• [BRIEF]:
Beginning at the top of the material, repeat each line exactly, and stop once the line with "Continued. System: AlN" has been written.

• [INFORMATION]:
══════════════════════════════

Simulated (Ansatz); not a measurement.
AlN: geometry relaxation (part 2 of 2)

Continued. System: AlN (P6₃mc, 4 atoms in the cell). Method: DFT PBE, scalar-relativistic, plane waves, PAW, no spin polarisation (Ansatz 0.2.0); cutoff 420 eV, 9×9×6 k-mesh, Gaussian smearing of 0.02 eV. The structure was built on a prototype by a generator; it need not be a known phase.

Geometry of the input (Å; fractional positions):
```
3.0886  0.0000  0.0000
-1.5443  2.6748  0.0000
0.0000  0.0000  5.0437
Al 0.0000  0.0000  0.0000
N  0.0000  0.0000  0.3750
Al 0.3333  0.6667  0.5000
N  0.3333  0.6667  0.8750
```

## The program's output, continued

══════════════════════════════

• [EXERCISE ANSWER]:
Simulated (Ansatz); not a measurement.
AlN: geometry relaxation (part 2 of 2)

Continued. System: AlN (P6₃mc, 4 atoms in the cell). Method: DFT PBE, scalar-relativistic, plane waves, PAW, no spin polarisation (Ansatz 0.2.0); cutoff 420 eV, 9×9×6 k-mesh, Gaussian smearing of 0.02 eV. The structure was built on a prototype by a generator; it need not be a known phase.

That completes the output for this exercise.